### PROVIDED DATA:
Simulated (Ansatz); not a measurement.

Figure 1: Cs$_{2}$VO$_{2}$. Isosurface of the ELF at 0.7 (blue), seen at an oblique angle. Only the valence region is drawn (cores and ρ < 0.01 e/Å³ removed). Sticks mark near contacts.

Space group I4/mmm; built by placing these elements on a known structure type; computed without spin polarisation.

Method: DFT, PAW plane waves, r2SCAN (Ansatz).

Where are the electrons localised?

### ACTION ITEM:
The whole listing above, restated word for word, is the required answer.

### TASK SOLUTION:
Simulated (Ansatz); not a measurement.

Figure 1: Cs$_{2}$VO$_{2}$. Isosurface of the ELF at 0.7 (blue), seen at an oblique angle. Only the valence region is drawn (cores and ρ < 0.01 e/Å³ removed). Sticks mark near contacts.

Space group I4/mmm; built by placing these elements on a known structure type; computed without spin polarisation.

Method: DFT, PAW plane waves, r2SCAN (Ansatz).

Where are the electrons localised?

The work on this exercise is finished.